___
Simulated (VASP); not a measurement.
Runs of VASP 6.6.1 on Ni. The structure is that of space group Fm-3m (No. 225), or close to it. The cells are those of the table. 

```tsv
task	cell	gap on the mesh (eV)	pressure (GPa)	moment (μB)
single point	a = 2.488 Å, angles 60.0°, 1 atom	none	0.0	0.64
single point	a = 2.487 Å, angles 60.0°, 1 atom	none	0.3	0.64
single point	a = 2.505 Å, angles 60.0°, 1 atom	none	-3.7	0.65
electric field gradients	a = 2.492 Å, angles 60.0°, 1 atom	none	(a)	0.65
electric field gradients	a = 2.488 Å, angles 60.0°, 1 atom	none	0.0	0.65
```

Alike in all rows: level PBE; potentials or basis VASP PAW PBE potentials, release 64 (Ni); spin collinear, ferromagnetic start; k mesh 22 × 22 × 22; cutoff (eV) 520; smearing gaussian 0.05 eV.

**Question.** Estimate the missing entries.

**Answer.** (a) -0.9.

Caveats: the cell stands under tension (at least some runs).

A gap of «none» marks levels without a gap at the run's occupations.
___

** WORK REQUEST **
Every record shown above should appear again in your answer, unchanged.

** ANSWER SPACE **
Simulated (VASP); not a measurement.
Runs of VASP 6.6.1 on Ni. The structure is that of space group Fm-3m (No. 225), or close to it. The cells are those of the table. 

```tsv
task	cell	gap on the mesh (eV)	pressure (GPa)	moment (μB)
single point	a = 2.488 Å, angles 60.0°, 1 atom	none	0.0	0.64
single point	a = 2.487 Å, angles 60.0°, 1 atom	none	0.3	0.64
single point	a = 2.505 Å, angles 60.0°, 1 atom	none	-3.7	0.65
electric field gradients	a = 2.492 Å, angles 60.0°, 1 atom	none	(a)	0.65
electric field gradients	a = 2.488 Å, angles 60.0°, 1 atom	none	0.0	0.65
```

Alike in all rows: level PBE; potentials or basis VASP PAW PBE potentials, release 64 (Ni); spin collinear, ferromagnetic start; k mesh 22 × 22 × 22; cutoff (eV) 520; smearing gaussian 0.05 eV.

**Question.** Estimate the missing entries.

**Answer.** (a) -0.9.

Caveats: the cell stands under tension (at least some runs).

A gap of «none» marks levels without a gap at the run's occupations.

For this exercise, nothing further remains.